• WORK TASK
Can you return the records below exactly as they stand, but only from the first line through the one with "Wall time 3"?

• DATASET CONTENT
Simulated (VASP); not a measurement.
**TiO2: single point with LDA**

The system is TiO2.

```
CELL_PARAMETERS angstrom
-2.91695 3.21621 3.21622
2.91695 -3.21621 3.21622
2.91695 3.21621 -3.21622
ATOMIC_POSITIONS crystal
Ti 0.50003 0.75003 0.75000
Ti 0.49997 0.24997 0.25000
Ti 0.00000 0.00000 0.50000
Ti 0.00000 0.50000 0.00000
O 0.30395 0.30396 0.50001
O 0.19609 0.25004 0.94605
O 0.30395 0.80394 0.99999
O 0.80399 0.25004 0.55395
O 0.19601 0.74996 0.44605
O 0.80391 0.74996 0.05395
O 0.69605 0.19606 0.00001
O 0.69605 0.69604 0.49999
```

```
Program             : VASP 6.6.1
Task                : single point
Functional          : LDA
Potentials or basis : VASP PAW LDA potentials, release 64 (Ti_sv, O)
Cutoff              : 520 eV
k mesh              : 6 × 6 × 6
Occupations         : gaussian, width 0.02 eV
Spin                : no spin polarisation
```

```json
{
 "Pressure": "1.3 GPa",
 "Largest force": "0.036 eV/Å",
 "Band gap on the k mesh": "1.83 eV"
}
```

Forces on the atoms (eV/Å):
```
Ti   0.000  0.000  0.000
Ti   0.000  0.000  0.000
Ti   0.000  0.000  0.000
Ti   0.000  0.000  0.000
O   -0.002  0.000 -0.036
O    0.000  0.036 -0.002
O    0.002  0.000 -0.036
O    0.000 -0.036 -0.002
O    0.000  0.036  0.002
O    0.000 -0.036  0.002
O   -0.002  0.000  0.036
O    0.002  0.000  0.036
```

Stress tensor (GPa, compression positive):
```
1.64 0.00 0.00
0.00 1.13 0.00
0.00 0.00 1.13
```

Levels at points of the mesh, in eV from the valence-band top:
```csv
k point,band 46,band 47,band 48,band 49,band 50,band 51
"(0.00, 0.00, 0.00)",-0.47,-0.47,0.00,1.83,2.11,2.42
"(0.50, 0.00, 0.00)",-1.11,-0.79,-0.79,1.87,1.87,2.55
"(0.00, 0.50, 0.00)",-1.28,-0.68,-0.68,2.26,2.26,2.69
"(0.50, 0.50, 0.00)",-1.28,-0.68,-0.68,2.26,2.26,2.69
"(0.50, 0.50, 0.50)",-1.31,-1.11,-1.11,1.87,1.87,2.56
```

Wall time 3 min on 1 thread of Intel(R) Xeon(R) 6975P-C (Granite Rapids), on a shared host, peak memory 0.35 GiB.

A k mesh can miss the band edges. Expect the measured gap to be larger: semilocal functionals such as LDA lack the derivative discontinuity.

• WRITTEN REPLY
Simulated (VASP); not a measurement.
**TiO2: single point with LDA**

The system is TiO2.

```
CELL_PARAMETERS angstrom
-2.91695 3.21621 3.21622
2.91695 -3.21621 3.21622
2.91695 3.21621 -3.21622
ATOMIC_POSITIONS crystal
Ti 0.50003 0.75003 0.75000
Ti 0.49997 0.24997 0.25000
Ti 0.00000 0.00000 0.50000
Ti 0.00000 0.50000 0.00000
O 0.30395 0.30396 0.50001
O 0.19609 0.25004 0.94605
O 0.30395 0.80394 0.99999
O 0.80399 0.25004 0.55395
O 0.19601 0.74996 0.44605
O 0.80391 0.74996 0.05395
O 0.69605 0.19606 0.00001
O 0.69605 0.69604 0.49999
```

```
Program             : VASP 6.6.1
Task                : single point
Functional          : LDA
Potentials or basis : VASP PAW LDA potentials, release 64 (Ti_sv, O)
Cutoff              : 520 eV
k mesh              : 6 × 6 × 6
Occupations         : gaussian, width 0.02 eV
Spin                : no spin polarisation
```

```json
{
 "Pressure": "1.3 GPa",
 "Largest force": "0.036 eV/Å",
 "Band gap on the k mesh": "1.83 eV"
}
```

Forces on the atoms (eV/Å):
```
Ti   0.000  0.000  0.000
Ti   0.000  0.000  0.000
Ti   0.000  0.000  0.000
Ti   0.000  0.000  0.000
O   -0.002  0.000 -0.036
O    0.000  0.036 -0.002
O    0.002  0.000 -0.036
O    0.000 -0.036 -0.002
O    0.000  0.036  0.002
O    0.000 -0.036  0.002
O   -0.002  0.000  0.036
O    0.002  0.000  0.036
```

Stress tensor (GPa, compression positive):
```
1.64 0.00 0.00
0.00 1.13 0.00
0.00 0.00 1.13
```

Levels at points of the mesh, in eV from the valence-band top:
```csv
k point,band 46,band 47,band 48,band 49,band 50,band 51
"(0.00, 0.00, 0.00)",-0.47,-0.47,0.00,1.83,2.11,2.42
"(0.50, 0.00, 0.00)",-1.11,-0.79,-0.79,1.87,1.87,2.55
"(0.00, 0.50, 0.00)",-1.28,-0.68,-0.68,2.26,2.26,2.69
"(0.50, 0.50, 0.00)",-1.28,-0.68,-0.68,2.26,2.26,2.69
"(0.50, 0.50, 0.50)",-1.31,-1.11,-1.11,1.87,1.87,2.56
```

Wall time 3 min on 1 thread of Intel(R) Xeon(R) 6975P-C (Granite Rapids), on a shared host, peak memory 0.35 GiB.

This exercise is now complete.